■ **Assigned task**:
Line by line, retype the material below exactly, from its first line up to and including the one holding "Q: Which point is it?".

◆ ◆ ◆ ◆
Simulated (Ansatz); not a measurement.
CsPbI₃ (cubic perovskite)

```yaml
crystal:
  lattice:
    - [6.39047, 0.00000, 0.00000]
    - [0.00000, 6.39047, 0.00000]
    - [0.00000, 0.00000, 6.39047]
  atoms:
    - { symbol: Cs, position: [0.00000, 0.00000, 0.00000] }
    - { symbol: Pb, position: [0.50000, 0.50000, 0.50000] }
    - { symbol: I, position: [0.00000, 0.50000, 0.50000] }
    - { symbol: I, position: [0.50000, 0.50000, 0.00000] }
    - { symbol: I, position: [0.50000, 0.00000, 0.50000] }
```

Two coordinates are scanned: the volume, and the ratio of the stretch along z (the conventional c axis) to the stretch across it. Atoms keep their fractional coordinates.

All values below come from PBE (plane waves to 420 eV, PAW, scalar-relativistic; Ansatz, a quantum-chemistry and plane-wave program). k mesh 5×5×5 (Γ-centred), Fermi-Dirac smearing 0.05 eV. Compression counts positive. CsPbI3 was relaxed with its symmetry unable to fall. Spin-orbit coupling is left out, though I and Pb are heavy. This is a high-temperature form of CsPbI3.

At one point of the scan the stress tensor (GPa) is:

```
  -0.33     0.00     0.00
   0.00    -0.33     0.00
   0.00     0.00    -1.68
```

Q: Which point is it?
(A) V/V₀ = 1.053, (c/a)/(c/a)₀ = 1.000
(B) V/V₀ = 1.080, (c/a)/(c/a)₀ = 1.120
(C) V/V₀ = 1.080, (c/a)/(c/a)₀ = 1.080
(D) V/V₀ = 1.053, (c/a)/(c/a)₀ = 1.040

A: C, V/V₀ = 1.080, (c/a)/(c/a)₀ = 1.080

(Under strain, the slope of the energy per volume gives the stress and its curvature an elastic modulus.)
◆ ◆ ◆ ◆

■ **Reply**:
Simulated (Ansatz); not a measurement.
CsPbI₃ (cubic perovskite)

```yaml
crystal:
  lattice:
    - [6.39047, 0.00000, 0.00000]
    - [0.00000, 6.39047, 0.00000]
    - [0.00000, 0.00000, 6.39047]
  atoms:
    - { symbol: Cs, position: [0.00000, 0.00000, 0.00000] }
    - { symbol: Pb, position: [0.50000, 0.50000, 0.50000] }
    - { symbol: I, position: [0.00000, 0.50000, 0.50000] }
    - { symbol: I, position: [0.50000, 0.50000, 0.00000] }
    - { symbol: I, position: [0.50000, 0.00000, 0.50000] }
```

Two coordinates are scanned: the volume, and the ratio of the stretch along z (the conventional c axis) to the stretch across it. Atoms keep their fractional coordinates.

All values below come from PBE (plane waves to 420 eV, PAW, scalar-relativistic; Ansatz, a quantum-chemistry and plane-wave program). k mesh 5×5×5 (Γ-centred), Fermi-Dirac smearing 0.05 eV. Compression counts positive. CsPbI3 was relaxed with its symmetry unable to fall. Spin-orbit coupling is left out, though I and Pb are heavy. This is a high-temperature form of CsPbI3.

At one point of the scan the stress tensor (GPa) is:

```
  -0.33     0.00     0.00
   0.00    -0.33     0.00
   0.00     0.00    -1.68
```

Q: Which point is it?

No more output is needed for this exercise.